#### EXTRACTED INFORMATION

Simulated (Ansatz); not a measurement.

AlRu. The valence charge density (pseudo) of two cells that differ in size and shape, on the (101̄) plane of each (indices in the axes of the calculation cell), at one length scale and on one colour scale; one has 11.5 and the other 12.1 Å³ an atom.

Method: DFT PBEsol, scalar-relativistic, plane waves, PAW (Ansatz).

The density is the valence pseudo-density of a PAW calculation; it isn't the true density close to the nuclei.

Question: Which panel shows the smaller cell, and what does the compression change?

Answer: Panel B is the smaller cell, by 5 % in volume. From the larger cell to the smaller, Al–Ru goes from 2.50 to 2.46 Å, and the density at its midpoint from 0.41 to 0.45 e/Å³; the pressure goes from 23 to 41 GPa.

########

• [WORK TASK]:
Recreate the listing word for word, omitting nothing.

• [EXPECTED ANSWER]:
Simulated (Ansatz); not a measurement.

AlRu. The valence charge density (pseudo) of two cells that differ in size and shape, on the (101̄) plane of each (indices in the axes of the calculation cell), at one length scale and on one colour scale; one has 11.5 and the other 12.1 Å³ an atom.

Method: DFT PBEsol, scalar-relativistic, plane waves, PAW (Ansatz).

The density is the valence pseudo-density of a PAW calculation; it isn't the true density close to the nuclei.

Question: Which panel shows the smaller cell, and what does the compression change?

Answer: Panel B is the smaller cell, by 5 % in volume. From the larger cell to the smaller, Al–Ru goes from 2.50 to 2.46 Å, and the density at its midpoint from 0.41 to 0.45 e/Å³; the pressure goes from 23 to 41 GPa.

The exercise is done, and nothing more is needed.